[[ Extracted material open ]]
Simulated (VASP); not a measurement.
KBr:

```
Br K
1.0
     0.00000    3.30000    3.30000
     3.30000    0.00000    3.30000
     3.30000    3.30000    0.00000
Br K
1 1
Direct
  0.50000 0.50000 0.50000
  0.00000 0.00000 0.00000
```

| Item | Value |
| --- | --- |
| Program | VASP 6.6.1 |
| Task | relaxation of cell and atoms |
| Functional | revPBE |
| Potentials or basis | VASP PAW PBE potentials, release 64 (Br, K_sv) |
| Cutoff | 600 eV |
[[ Extracted material closed ]]

■ Brief ■
Take the entries above and transcribe them exactly as they stand.

■ Your response ■
Simulated (VASP); not a measurement.
KBr:

```
Br K
1.0
     0.00000    3.30000    3.30000
     3.30000    0.00000    3.30000
     3.30000    3.30000    0.00000
Br K
1 1
Direct
  0.50000 0.50000 0.50000
  0.00000 0.00000 0.00000
```

| Item | Value |
| --- | --- |
| Program | VASP 6.6.1 |
| Task | relaxation of cell and atoms |
| Functional | revPBE |
| Potentials or basis | VASP PAW PBE potentials, release 64 (Br, K_sv) |
| Cutoff | 600 eV |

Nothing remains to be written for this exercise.